WORK INSTRUCTION: Please retype the data in full, exactly as given.

DATASET:
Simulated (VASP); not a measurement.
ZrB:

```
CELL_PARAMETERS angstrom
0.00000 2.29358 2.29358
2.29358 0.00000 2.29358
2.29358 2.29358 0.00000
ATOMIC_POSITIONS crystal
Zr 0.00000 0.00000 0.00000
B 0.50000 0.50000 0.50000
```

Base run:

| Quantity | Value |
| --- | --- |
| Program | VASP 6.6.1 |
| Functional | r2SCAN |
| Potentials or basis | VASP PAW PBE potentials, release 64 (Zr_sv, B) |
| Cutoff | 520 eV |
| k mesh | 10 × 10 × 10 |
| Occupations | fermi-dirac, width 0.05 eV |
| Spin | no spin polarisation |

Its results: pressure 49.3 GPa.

TASK RESULT:
Simulated (VASP); not a measurement.
ZrB:

```
CELL_PARAMETERS angstrom
0.00000 2.29358 2.29358
2.29358 0.00000 2.29358
2.29358 2.29358 0.00000
ATOMIC_POSITIONS crystal
Zr 0.00000 0.00000 0.00000
B 0.50000 0.50000 0.50000
```

Base run:

| Quantity | Value |
| --- | --- |
| Program | VASP 6.6.1 |
| Functional | r2SCAN |
| Potentials or basis | VASP PAW PBE potentials, release 64 (Zr_sv, B) |
| Cutoff | 520 eV |
| k mesh | 10 × 10 × 10 |
| Occupations | fermi-dirac, width 0.05 eV |
| Spin | no spin polarisation |

Its results: pressure 49.3 GPa.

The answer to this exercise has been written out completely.